▸ ASSIGNMENT: What is needed is an exact retyping of the records below, from the first line through the line that contains "Charge +1, spin multiplicity 1.".

(THE DATA)
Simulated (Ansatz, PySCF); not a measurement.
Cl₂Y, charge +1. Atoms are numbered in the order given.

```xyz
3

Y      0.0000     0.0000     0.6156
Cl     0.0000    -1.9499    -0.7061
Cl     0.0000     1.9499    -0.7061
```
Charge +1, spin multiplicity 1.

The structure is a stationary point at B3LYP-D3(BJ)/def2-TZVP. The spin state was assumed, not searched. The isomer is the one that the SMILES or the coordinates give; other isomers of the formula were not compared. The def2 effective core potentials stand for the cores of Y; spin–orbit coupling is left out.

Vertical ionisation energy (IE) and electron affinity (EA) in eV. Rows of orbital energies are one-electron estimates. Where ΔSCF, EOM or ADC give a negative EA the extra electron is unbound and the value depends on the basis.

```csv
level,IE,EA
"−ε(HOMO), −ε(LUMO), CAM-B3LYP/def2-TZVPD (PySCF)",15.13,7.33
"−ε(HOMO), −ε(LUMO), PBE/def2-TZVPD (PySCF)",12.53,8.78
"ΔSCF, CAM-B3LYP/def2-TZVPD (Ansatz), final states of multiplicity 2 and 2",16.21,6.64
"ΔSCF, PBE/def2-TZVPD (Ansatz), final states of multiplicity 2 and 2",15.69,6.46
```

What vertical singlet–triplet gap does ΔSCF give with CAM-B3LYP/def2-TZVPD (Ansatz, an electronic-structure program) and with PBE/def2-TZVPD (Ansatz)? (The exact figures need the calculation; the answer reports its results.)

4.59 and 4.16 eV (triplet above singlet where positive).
(End THE DATA)

▸ WRITTEN SOLUTION:
Simulated (Ansatz, PySCF); not a measurement.
Cl₂Y, charge +1. Atoms are numbered in the order given.

```xyz
3

Y      0.0000     0.0000     0.6156
Cl     0.0000    -1.9499    -0.7061
Cl     0.0000     1.9499    -0.7061
```
Charge +1, spin multiplicity 1.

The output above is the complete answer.